Each of the entries beneath this task should be written out exactly.

### Extracted entries:
· · · · ·
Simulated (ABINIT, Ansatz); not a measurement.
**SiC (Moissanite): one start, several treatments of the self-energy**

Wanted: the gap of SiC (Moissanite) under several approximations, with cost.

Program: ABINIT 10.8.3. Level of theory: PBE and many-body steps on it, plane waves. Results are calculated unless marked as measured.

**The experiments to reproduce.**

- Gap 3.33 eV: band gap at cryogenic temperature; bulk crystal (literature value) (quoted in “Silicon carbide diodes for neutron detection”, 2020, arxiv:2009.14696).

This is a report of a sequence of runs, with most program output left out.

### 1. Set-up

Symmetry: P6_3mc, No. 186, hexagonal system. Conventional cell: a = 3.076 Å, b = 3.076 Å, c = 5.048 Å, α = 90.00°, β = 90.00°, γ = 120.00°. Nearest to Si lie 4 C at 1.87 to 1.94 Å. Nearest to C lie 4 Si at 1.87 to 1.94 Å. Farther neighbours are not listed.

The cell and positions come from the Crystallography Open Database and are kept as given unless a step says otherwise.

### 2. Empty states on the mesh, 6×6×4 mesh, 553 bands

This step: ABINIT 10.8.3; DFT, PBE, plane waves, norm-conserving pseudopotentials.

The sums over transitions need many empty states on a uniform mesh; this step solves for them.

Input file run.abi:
· · · · ·

### Exercise output:
Simulated (ABINIT, Ansatz); not a measurement.
**SiC (Moissanite): one start, several treatments of the self-energy**

Wanted: the gap of SiC (Moissanite) under several approximations, with cost.

Program: ABINIT 10.8.3. Level of theory: PBE and many-body steps on it, plane waves. Results are calculated unless marked as measured.

**The experiments to reproduce.**

- Gap 3.33 eV: band gap at cryogenic temperature; bulk crystal (literature value) (quoted in “Silicon carbide diodes for neutron detection”, 2020, arxiv:2009.14696).

This is a report of a sequence of runs, with most program output left out.

### 1. Set-up

Symmetry: P6_3mc, No. 186, hexagonal system. Conventional cell: a = 3.076 Å, b = 3.076 Å, c = 5.048 Å, α = 90.00°, β = 90.00°, γ = 120.00°. Nearest to Si lie 4 C at 1.87 to 1.94 Å. Nearest to C lie 4 Si at 1.87 to 1.94 Å. Farther neighbours are not listed.

The cell and positions come from the Crystallography Open Database and are kept as given unless a step says otherwise.

### 2. Empty states on the mesh, 6×6×4 mesh, 553 bands

This step: ABINIT 10.8.3; DFT, PBE, plane waves, norm-conserving pseudopotentials.

The sums over transitions need many empty states on a uniform mesh; this step solves for them.

Input file run.abi:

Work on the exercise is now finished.